* **Exercise**
Given the listing below, write out exactly the lines starting with the line that has "An exercise on" and going on through the line that has "11 atoms, charge 0, spin multiplicity 1.", both kept.

[Provided information — start]
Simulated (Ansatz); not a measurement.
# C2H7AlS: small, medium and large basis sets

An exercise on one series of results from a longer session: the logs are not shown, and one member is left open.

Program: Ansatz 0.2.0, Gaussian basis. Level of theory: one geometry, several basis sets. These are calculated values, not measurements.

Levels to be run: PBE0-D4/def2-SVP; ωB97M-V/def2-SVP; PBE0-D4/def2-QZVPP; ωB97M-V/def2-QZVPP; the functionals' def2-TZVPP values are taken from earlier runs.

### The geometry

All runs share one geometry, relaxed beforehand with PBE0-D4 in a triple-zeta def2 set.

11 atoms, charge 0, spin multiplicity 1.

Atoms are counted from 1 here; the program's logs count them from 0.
[Provided information — finish]

* **Task result**
An exercise on one series of results from a longer session: the logs are not shown, and one member is left open.

Program: Ansatz 0.2.0, Gaussian basis. Level of theory: one geometry, several basis sets. These are calculated values, not measurements.

Levels to be run: PBE0-D4/def2-SVP; ωB97M-V/def2-SVP; PBE0-D4/def2-QZVPP; ωB97M-V/def2-QZVPP; the functionals' def2-TZVPP values are taken from earlier runs.

### The geometry

All runs share one geometry, relaxed beforehand with PBE0-D4 in a triple-zeta def2 set.

11 atoms, charge 0, spin multiplicity 1.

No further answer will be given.